• **Action item**
Please write out the listing again, keeping every character the same.

┌──
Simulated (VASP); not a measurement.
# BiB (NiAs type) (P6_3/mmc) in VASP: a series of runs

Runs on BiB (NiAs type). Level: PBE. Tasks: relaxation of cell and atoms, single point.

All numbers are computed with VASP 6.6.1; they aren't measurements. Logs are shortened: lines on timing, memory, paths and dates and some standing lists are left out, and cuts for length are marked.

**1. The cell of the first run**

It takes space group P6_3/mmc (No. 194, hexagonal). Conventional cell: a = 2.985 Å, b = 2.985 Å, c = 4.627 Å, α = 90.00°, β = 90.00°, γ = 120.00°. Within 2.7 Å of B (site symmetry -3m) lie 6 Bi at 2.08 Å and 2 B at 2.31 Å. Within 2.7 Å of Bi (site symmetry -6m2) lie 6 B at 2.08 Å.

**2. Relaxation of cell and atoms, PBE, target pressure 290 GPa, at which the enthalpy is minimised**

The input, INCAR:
└──

• **Answer box**
Simulated (VASP); not a measurement.
# BiB (NiAs type) (P6_3/mmc) in VASP: a series of runs

Runs on BiB (NiAs type). Level: PBE. Tasks: relaxation of cell and atoms, single point.

All numbers are computed with VASP 6.6.1; they aren't measurements. Logs are shortened: lines on timing, memory, paths and dates and some standing lists are left out, and cuts for length are marked.

**1. The cell of the first run**

It takes space group P6_3/mmc (No. 194, hexagonal). Conventional cell: a = 2.985 Å, b = 2.985 Å, c = 4.627 Å, α = 90.00°, β = 90.00°, γ = 120.00°. Within 2.7 Å of B (site symmetry -3m) lie 6 Bi at 2.08 Å and 2 B at 2.31 Å. Within 2.7 Å of Bi (site symmetry -6m2) lie 6 B at 2.08 Å.

**2. Relaxation of cell and atoms, PBE, target pressure 290 GPa, at which the enthalpy is minimised**

The input, INCAR:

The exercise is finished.